[ASSIGNMENT] Only an exact copy of the entries will serve as the answer.

—————

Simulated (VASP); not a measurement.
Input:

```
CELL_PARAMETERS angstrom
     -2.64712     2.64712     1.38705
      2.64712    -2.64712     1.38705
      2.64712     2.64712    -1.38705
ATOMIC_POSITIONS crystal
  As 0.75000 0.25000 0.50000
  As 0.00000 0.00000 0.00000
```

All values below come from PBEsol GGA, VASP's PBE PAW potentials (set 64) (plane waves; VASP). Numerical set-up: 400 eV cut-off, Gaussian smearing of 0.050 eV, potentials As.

—————

[RESULT]
Simulated (VASP); not a measurement.
Input:

```
CELL_PARAMETERS angstrom
     -2.64712     2.64712     1.38705
      2.64712    -2.64712     1.38705
      2.64712     2.64712    -1.38705
ATOMIC_POSITIONS crystal
  As 0.75000 0.25000 0.50000
  As 0.00000 0.00000 0.00000
```

All values below come from PBEsol GGA, VASP's PBE PAW potentials (set 64) (plane waves; VASP). Numerical set-up: 400 eV cut-off, Gaussian smearing of 0.050 eV, potentials As.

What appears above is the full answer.